_Records shown:_
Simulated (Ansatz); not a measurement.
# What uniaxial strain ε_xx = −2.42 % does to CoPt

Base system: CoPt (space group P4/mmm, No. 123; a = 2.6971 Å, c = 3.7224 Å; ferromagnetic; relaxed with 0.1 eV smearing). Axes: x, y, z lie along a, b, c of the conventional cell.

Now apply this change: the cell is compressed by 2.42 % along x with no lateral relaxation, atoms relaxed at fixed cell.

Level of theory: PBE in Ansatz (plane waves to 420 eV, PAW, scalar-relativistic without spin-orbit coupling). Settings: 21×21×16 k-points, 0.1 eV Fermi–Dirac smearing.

_Work order:_
The required output is the complete set of records, reproduced exactly.

_Task result:_
Simulated (Ansatz); not a measurement.
# What uniaxial strain ε_xx = −2.42 % does to CoPt

Base system: CoPt (space group P4/mmm, No. 123; a = 2.6971 Å, c = 3.7224 Å; ferromagnetic; relaxed with 0.1 eV smearing). Axes: x, y, z lie along a, b, c of the conventional cell.

Now apply this change: the cell is compressed by 2.42 % along x with no lateral relaxation, atoms relaxed at fixed cell.

Level of theory: PBE in Ansatz (plane waves to 420 eV, PAW, scalar-relativistic without spin-orbit coupling). Settings: 21×21×16 k-points, 0.1 eV Fermi–Dirac smearing.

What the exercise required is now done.